• Assigned task:
The answer must be an exact transcription of every record.

**** Records shown

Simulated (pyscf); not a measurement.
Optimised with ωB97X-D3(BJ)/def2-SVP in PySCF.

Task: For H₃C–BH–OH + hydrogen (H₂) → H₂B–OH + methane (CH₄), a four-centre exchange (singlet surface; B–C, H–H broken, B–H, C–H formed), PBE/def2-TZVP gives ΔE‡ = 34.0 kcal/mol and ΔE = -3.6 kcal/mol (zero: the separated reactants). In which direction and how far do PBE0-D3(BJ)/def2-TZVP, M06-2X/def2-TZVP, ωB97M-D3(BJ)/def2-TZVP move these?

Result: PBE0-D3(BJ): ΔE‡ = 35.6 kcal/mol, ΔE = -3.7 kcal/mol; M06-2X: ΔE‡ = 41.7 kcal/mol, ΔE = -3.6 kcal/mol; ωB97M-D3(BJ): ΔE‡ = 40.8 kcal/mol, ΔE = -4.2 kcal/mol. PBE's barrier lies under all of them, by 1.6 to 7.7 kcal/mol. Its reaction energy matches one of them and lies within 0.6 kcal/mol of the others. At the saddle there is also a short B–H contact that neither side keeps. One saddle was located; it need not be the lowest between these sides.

********

• Task answer:
Simulated (pyscf); not a measurement.
Optimised with ωB97X-D3(BJ)/def2-SVP in PySCF.

Task: For H₃C–BH–OH + hydrogen (H₂) → H₂B–OH + methane (CH₄), a four-centre exchange (singlet surface; B–C, H–H broken, B–H, C–H formed), PBE/def2-TZVP gives ΔE‡ = 34.0 kcal/mol and ΔE = -3.6 kcal/mol (zero: the separated reactants). In which direction and how far do PBE0-D3(BJ)/def2-TZVP, M06-2X/def2-TZVP, ωB97M-D3(BJ)/def2-TZVP move these?

Result: PBE0-D3(BJ): ΔE‡ = 35.6 kcal/mol, ΔE = -3.7 kcal/mol; M06-2X: ΔE‡ = 41.7 kcal/mol, ΔE = -3.6 kcal/mol; ωB97M-D3(BJ): ΔE‡ = 40.8 kcal/mol, ΔE = -4.2 kcal/mol. PBE's barrier lies under all of them, by 1.6 to 7.7 kcal/mol. Its reaction energy matches one of them and lies within 0.6 kcal/mol of the others. At the saddle there is also a short B–H contact that neither side keeps. One saddle was located; it need not be the lowest between these sides.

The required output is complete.